### Data excerpts:
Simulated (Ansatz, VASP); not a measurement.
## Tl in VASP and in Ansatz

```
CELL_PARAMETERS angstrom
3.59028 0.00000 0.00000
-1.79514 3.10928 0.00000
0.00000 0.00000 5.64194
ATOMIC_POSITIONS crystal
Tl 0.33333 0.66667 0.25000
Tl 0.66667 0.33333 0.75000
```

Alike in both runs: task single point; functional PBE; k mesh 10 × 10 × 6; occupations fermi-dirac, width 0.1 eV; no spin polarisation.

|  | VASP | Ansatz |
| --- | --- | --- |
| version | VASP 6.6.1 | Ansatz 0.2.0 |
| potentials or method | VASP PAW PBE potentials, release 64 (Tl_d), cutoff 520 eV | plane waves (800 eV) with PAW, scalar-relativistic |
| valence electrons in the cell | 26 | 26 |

### Requirement:
Please transcribe all of the records, keeping every line exactly as it is.

### Answer area:
Simulated (Ansatz, VASP); not a measurement.
## Tl in VASP and in Ansatz

```
CELL_PARAMETERS angstrom
3.59028 0.00000 0.00000
-1.79514 3.10928 0.00000
0.00000 0.00000 5.64194
ATOMIC_POSITIONS crystal
Tl 0.33333 0.66667 0.25000
Tl 0.66667 0.33333 0.75000
```

Alike in both runs: task single point; functional PBE; k mesh 10 × 10 × 6; occupations fermi-dirac, width 0.1 eV; no spin polarisation.

|  | VASP | Ansatz |
| --- | --- | --- |
| version | VASP 6.6.1 | Ansatz 0.2.0 |
| potentials or method | VASP PAW PBE potentials, release 64 (Tl_d), cutoff 520 eV | plane waves (800 eV) with PAW, scalar-relativistic |
| valence electrons in the cell | 26 | 26 |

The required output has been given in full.